---- MATERIAL SHOWN
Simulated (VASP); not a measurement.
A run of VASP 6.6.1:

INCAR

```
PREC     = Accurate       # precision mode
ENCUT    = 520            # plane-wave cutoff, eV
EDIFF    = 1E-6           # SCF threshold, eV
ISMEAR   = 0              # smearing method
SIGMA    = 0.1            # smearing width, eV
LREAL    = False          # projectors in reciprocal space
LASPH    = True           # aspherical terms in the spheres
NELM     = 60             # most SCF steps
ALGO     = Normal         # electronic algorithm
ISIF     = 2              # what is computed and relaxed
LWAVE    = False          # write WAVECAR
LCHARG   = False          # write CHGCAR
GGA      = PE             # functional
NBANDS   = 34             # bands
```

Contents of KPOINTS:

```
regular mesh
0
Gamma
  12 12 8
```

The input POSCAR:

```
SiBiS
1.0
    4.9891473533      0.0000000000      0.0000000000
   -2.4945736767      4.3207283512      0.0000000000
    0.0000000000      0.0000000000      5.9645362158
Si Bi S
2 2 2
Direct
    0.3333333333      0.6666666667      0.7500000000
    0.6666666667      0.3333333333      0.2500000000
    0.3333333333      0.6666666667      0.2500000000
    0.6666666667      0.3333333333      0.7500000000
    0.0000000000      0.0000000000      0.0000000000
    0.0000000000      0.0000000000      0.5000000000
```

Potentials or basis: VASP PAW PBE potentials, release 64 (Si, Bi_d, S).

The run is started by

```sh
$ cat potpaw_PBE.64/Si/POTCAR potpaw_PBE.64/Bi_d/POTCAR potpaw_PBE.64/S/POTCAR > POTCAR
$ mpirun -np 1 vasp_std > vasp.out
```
--------

**ASSIGNMENT**
Give back all of the records exactly as they were provided above.

**EXERCISE OUTPUT**
Simulated (VASP); not a measurement.
A run of VASP 6.6.1:

INCAR

```
PREC     = Accurate       # precision mode
ENCUT    = 520            # plane-wave cutoff, eV
EDIFF    = 1E-6           # SCF threshold, eV
ISMEAR   = 0              # smearing method
SIGMA    = 0.1            # smearing width, eV
LREAL    = False          # projectors in reciprocal space
LASPH    = True           # aspherical terms in the spheres
NELM     = 60             # most SCF steps
ALGO     = Normal         # electronic algorithm
ISIF     = 2              # what is computed and relaxed
LWAVE    = False          # write WAVECAR
LCHARG   = False          # write CHGCAR
GGA      = PE             # functional
NBANDS   = 34             # bands
```

Contents of KPOINTS:

```
regular mesh
0
Gamma
  12 12 8
```

The input POSCAR:

```
SiBiS
1.0
    4.9891473533      0.0000000000      0.0000000000
   -2.4945736767      4.3207283512      0.0000000000
    0.0000000000      0.0000000000      5.9645362158
Si Bi S
2 2 2
Direct
    0.3333333333      0.6666666667      0.7500000000
    0.6666666667      0.3333333333      0.2500000000
    0.3333333333      0.6666666667      0.2500000000
    0.6666666667      0.3333333333      0.7500000000
    0.0000000000      0.0000000000      0.0000000000
    0.0000000000      0.0000000000      0.5000000000
```

Potentials or basis: VASP PAW PBE potentials, release 64 (Si, Bi_d, S).

The run is started by

```sh
$ cat potpaw_PBE.64/Si/POTCAR potpaw_PBE.64/Bi_d/POTCAR potpaw_PBE.64/S/POTCAR > POTCAR
$ mpirun -np 1 vasp_std > vasp.out
```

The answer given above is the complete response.